| Exercise |
Starting at the line that holds "Potentials or basis: VASP PAW PBE potentials, release 64 (Hg)." and stopping at the line that holds "Hardware: 1 thread", restate the records below word for word, with both of those lines included.

________

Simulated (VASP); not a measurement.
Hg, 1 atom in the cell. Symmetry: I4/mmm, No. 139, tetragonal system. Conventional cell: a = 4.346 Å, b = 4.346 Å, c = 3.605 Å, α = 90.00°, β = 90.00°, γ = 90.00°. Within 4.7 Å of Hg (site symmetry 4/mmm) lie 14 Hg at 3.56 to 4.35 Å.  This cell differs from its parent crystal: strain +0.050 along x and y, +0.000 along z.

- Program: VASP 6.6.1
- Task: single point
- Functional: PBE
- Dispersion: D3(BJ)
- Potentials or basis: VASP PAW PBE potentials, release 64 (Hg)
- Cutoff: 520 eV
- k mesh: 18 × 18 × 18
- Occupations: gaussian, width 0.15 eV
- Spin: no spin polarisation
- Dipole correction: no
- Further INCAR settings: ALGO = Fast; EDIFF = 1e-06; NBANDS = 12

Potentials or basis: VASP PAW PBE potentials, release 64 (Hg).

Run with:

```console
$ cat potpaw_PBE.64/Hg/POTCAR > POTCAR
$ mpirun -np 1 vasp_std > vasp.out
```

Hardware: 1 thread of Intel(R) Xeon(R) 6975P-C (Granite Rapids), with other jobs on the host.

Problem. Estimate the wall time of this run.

________

| Reply |
Potentials or basis: VASP PAW PBE potentials, release 64 (Hg).

Run with:

```console
$ cat potpaw_PBE.64/Hg/POTCAR > POTCAR
$ mpirun -np 1 vasp_std > vasp.out
```

Hardware: 1 thread of Intel(R) Xeon(R) 6975P-C (Granite Rapids), with other jobs on the host.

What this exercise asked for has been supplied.